<<<<
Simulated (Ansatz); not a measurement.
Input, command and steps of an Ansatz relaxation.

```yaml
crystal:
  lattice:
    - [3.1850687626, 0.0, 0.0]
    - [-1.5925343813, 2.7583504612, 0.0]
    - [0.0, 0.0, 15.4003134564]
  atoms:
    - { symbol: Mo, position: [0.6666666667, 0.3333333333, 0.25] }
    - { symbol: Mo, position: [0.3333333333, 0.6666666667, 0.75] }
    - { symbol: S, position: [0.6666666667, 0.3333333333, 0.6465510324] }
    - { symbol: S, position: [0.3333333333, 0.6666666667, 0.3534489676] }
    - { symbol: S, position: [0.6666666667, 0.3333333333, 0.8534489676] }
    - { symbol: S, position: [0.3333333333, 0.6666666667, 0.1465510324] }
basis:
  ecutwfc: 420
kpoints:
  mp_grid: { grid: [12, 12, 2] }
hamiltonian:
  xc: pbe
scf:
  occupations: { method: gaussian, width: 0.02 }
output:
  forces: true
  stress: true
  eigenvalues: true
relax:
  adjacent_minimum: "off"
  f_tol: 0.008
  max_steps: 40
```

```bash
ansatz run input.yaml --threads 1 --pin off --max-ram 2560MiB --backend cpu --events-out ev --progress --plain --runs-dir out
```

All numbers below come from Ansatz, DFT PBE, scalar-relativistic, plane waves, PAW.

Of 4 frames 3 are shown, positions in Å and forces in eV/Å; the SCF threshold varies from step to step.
>>>>

### [Work order]
Stop after the line containing "All numbers below": print exactly the lines from the start of the entries above up to it, that line included.

### [Response area]
Simulated (Ansatz); not a measurement.
Input, command and steps of an Ansatz relaxation.

```yaml
crystal:
  lattice:
    - [3.1850687626, 0.0, 0.0]
    - [-1.5925343813, 2.7583504612, 0.0]
    - [0.0, 0.0, 15.4003134564]
  atoms:
    - { symbol: Mo, position: [0.6666666667, 0.3333333333, 0.25] }
    - { symbol: Mo, position: [0.3333333333, 0.6666666667, 0.75] }
    - { symbol: S, position: [0.6666666667, 0.3333333333, 0.6465510324] }
    - { symbol: S, position: [0.3333333333, 0.6666666667, 0.3534489676] }
    - { symbol: S, position: [0.6666666667, 0.3333333333, 0.8534489676] }
    - { symbol: S, position: [0.3333333333, 0.6666666667, 0.1465510324] }
basis:
  ecutwfc: 420
kpoints:
  mp_grid: { grid: [12, 12, 2] }
hamiltonian:
  xc: pbe
scf:
  occupations: { method: gaussian, width: 0.02 }
output:
  forces: true
  stress: true
  eigenvalues: true
relax:
  adjacent_minimum: "off"
  f_tol: 0.008
  max_steps: 40
```

```bash
ansatz run input.yaml --threads 1 --pin off --max-ram 2560MiB --backend cpu --events-out ev --progress --plain --runs-dir out
```

All numbers below come from Ansatz, DFT PBE, scalar-relativistic, plane waves, PAW.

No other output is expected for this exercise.